--------------------

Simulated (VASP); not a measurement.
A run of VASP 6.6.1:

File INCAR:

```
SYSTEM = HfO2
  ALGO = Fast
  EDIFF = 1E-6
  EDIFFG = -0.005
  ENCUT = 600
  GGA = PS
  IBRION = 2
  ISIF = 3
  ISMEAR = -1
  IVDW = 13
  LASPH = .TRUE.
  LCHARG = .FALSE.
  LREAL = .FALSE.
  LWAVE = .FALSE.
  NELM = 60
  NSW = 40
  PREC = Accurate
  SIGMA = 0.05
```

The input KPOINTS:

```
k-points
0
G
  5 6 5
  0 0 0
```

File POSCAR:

--------------------

> [Assignment]:
Reproduce the whole listing, exactly.

> [Written solution]:
Simulated (VASP); not a measurement.
A run of VASP 6.6.1:

File INCAR:

```
SYSTEM = HfO2
  ALGO = Fast
  EDIFF = 1E-6
  EDIFFG = -0.005
  ENCUT = 600
  GGA = PS
  IBRION = 2
  ISIF = 3
  ISMEAR = -1
  IVDW = 13
  LASPH = .TRUE.
  LCHARG = .FALSE.
  LREAL = .FALSE.
  LWAVE = .FALSE.
  NELM = 60
  NSW = 40
  PREC = Accurate
  SIGMA = 0.05
```

The input KPOINTS:

```
k-points
0
G
  5 6 5
  0 0 0
```

File POSCAR:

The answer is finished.